--

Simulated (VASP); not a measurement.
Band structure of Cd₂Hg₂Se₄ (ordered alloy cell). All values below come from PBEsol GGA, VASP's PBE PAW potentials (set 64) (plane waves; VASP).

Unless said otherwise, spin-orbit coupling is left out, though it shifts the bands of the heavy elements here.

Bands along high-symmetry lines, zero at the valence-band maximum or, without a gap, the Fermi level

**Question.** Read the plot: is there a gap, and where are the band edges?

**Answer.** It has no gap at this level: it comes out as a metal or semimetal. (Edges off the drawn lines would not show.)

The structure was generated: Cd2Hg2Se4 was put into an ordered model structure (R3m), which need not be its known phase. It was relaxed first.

--

**WORK ORDER:**
Lines from the top of the data above through the line with "would not show.)", both ends included: copy them exactly, nothing more.

**WRITTEN ANSWER:**
Simulated (VASP); not a measurement.
Band structure of Cd₂Hg₂Se₄ (ordered alloy cell). All values below come from PBEsol GGA, VASP's PBE PAW potentials (set 64) (plane waves; VASP).

Unless said otherwise, spin-orbit coupling is left out, though it shifts the bands of the heavy elements here.

Bands along high-symmetry lines, zero at the valence-band maximum or, without a gap, the Fermi level

**Question.** Read the plot: is there a gap, and where are the band edges?

**Answer.** It has no gap at this level: it comes out as a metal or semimetal. (Edges off the drawn lines would not show.)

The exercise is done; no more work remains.